Work order:
Below are some records. Return exactly the lines from the one containing "-0.16 | +0.006 |" through the one containing "from the codes.", both included, and only those.

....................

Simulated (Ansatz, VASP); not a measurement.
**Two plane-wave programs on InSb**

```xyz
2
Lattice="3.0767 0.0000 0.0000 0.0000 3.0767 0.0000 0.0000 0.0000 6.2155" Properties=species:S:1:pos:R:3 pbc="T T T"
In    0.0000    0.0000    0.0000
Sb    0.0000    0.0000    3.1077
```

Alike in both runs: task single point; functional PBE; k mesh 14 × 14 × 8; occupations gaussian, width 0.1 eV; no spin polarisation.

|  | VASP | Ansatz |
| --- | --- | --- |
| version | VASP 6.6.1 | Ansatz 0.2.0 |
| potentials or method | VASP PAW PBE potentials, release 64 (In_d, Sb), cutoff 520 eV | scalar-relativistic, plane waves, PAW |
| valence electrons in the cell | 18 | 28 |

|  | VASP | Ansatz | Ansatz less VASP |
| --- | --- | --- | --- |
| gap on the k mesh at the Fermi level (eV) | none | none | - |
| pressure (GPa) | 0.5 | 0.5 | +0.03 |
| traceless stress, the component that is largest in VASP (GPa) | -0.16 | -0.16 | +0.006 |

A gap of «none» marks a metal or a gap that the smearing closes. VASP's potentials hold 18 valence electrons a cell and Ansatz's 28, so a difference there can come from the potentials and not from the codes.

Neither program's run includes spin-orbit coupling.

....................

Written answer:
| traceless stress, the component that is largest in VASP (GPa) | -0.16 | -0.16 | +0.006 |

A gap of «none» marks a metal or a gap that the smearing closes. VASP's potentials hold 18 valence electrons a cell and Ansatz's 28, so a difference there can come from the potentials and not from the codes.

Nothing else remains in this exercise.